=== Work request ===
Word for word, write out all of the entries that follow.

=== Records supplied ===
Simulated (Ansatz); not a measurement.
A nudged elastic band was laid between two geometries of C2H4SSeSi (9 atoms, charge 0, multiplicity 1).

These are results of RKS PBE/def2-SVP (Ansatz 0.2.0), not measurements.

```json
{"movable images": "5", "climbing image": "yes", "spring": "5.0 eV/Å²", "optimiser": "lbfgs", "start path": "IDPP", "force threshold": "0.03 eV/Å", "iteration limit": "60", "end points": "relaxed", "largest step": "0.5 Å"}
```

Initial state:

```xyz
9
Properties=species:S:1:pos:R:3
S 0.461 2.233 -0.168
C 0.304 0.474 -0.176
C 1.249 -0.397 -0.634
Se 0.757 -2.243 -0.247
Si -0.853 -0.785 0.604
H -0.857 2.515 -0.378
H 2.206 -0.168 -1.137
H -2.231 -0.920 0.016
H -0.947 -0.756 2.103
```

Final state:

=== Task solution ===
Simulated (Ansatz); not a measurement.
A nudged elastic band was laid between two geometries of C2H4SSeSi (9 atoms, charge 0, multiplicity 1).

These are results of RKS PBE/def2-SVP (Ansatz 0.2.0), not measurements.

```json
{"movable images": "5", "climbing image": "yes", "spring": "5.0 eV/Å²", "optimiser": "lbfgs", "start path": "IDPP", "force threshold": "0.03 eV/Å", "iteration limit": "60", "end points": "relaxed", "largest step": "0.5 Å"}
```

Initial state:

```xyz
9
Properties=species:S:1:pos:R:3
S 0.461 2.233 -0.168
C 0.304 0.474 -0.176
C 1.249 -0.397 -0.634
Se 0.757 -2.243 -0.247
Si -0.853 -0.785 0.604
H -0.857 2.515 -0.378
H 2.206 -0.168 -1.137
H -2.231 -0.920 0.016
H -0.947 -0.756 2.103
```

Final state:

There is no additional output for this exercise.